§ BRIEF:
The data below is to be returned in full and exactly.

§ EXCERPTED DATA:
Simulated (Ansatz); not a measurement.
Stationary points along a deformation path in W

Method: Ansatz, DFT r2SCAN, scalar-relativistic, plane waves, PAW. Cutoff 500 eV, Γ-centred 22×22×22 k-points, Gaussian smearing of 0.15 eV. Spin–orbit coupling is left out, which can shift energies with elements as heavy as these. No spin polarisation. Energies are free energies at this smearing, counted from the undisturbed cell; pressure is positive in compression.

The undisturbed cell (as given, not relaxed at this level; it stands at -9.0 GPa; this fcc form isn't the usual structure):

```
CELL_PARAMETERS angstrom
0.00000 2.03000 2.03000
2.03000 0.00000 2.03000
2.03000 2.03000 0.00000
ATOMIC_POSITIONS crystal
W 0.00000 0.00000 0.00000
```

§ PROBLEM SOLUTION:
Simulated (Ansatz); not a measurement.
Stationary points along a deformation path in W

Method: Ansatz, DFT r2SCAN, scalar-relativistic, plane waves, PAW. Cutoff 500 eV, Γ-centred 22×22×22 k-points, Gaussian smearing of 0.15 eV. Spin–orbit coupling is left out, which can shift energies with elements as heavy as these. No spin polarisation. Energies are free energies at this smearing, counted from the undisturbed cell; pressure is positive in compression.

The undisturbed cell (as given, not relaxed at this level; it stands at -9.0 GPa; this fcc form isn't the usual structure):

```
CELL_PARAMETERS angstrom
0.00000 2.03000 2.03000
2.03000 0.00000 2.03000
2.03000 2.03000 0.00000
ATOMIC_POSITIONS crystal
W 0.00000 0.00000 0.00000
```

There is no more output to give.